- **DATA SHOWN**:
══════════
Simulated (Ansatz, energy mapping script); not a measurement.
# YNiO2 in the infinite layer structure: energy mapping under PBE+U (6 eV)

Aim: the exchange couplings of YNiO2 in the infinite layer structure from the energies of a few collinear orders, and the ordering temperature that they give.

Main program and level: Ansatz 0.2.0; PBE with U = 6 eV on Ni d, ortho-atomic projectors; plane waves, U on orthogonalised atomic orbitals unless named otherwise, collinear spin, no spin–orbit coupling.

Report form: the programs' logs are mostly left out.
══════════

- **TASK ITEM**: Set the listing above down once more in full, exactly as it is.

- **TASK SOLUTION**:
Simulated (Ansatz, energy mapping script); not a measurement.
# YNiO2 in the infinite layer structure: energy mapping under PBE+U (6 eV)

Aim: the exchange couplings of YNiO2 in the infinite layer structure from the energies of a few collinear orders, and the ordering temperature that they give.

Main program and level: Ansatz 0.2.0; PBE with U = 6 eV on Ni d, ortho-atomic projectors; plane waves, U on orthogonalised atomic orbitals unless named otherwise, collinear spin, no spin–orbit coupling.

Report form: the programs' logs are mostly left out.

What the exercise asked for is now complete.